• _Requirement_: Once you reach the line containing "Atomic integrals in" in the entries below, write out that line and each one after it down to the line containing "Cluster parameters (eV): Δ", exactly and with nothing added.

···

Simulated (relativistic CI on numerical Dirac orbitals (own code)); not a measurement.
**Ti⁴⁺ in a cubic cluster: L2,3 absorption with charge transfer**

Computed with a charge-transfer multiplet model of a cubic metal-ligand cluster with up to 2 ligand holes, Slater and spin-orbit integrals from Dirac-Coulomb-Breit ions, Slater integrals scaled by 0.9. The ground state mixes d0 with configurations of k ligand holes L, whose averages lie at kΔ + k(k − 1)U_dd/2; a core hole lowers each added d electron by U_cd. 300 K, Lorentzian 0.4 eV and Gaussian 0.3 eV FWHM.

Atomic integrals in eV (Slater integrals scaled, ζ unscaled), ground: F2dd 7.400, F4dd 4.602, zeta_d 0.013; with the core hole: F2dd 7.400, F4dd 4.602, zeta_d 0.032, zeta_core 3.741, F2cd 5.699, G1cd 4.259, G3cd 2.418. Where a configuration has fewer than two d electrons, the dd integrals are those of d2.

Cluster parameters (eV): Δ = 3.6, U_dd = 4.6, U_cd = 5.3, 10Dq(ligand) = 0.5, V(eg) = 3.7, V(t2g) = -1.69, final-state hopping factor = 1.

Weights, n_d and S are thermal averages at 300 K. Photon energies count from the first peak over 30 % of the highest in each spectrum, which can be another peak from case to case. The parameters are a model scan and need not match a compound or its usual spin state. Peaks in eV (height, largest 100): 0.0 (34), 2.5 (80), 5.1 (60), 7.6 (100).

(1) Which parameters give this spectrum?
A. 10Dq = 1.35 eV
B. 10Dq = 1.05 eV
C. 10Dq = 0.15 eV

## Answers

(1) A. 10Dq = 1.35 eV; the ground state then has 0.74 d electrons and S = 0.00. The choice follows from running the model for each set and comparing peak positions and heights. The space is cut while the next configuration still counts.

···

• _Exercise answer_:
Atomic integrals in eV (Slater integrals scaled, ζ unscaled), ground: F2dd 7.400, F4dd 4.602, zeta_d 0.013; with the core hole: F2dd 7.400, F4dd 4.602, zeta_d 0.032, zeta_core 3.741, F2cd 5.699, G1cd 4.259, G3cd 2.418. Where a configuration has fewer than two d electrons, the dd integrals are those of d2.

Cluster parameters (eV): Δ = 3.6, U_dd = 4.6, U_cd = 5.3, 10Dq(ligand) = 0.5, V(eg) = 3.7, V(t2g) = -1.69, final-state hopping factor = 1.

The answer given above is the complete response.